* * * * * * * * *

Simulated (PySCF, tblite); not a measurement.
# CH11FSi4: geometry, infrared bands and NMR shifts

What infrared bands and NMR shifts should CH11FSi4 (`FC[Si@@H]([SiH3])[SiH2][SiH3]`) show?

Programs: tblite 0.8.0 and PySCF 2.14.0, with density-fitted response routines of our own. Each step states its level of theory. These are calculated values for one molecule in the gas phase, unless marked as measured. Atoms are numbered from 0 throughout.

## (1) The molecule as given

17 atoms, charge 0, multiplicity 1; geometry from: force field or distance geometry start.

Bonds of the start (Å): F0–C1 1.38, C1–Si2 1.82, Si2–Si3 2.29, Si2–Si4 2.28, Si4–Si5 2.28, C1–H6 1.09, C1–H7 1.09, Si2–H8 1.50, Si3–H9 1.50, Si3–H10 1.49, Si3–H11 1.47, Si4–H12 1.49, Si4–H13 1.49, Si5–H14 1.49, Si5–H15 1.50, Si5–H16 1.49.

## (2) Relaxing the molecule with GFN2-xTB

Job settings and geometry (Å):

* * * * * * * * *

## Activity
An exact copy of the listing is what's needed here.

## Written reply
Simulated (PySCF, tblite); not a measurement.
# CH11FSi4: geometry, infrared bands and NMR shifts

What infrared bands and NMR shifts should CH11FSi4 (`FC[Si@@H]([SiH3])[SiH2][SiH3]`) show?

Programs: tblite 0.8.0 and PySCF 2.14.0, with density-fitted response routines of our own. Each step states its level of theory. These are calculated values for one molecule in the gas phase, unless marked as measured. Atoms are numbered from 0 throughout.

## (1) The molecule as given

17 atoms, charge 0, multiplicity 1; geometry from: force field or distance geometry start.

Bonds of the start (Å): F0–C1 1.38, C1–Si2 1.82, Si2–Si3 2.29, Si2–Si4 2.28, Si4–Si5 2.28, C1–H6 1.09, C1–H7 1.09, Si2–H8 1.50, Si3–H9 1.50, Si3–H10 1.49, Si3–H11 1.47, Si4–H12 1.49, Si4–H13 1.49, Si5–H14 1.49, Si5–H15 1.50, Si5–H16 1.49.

## (2) Relaxing the molecule with GFN2-xTB

Job settings and geometry (Å):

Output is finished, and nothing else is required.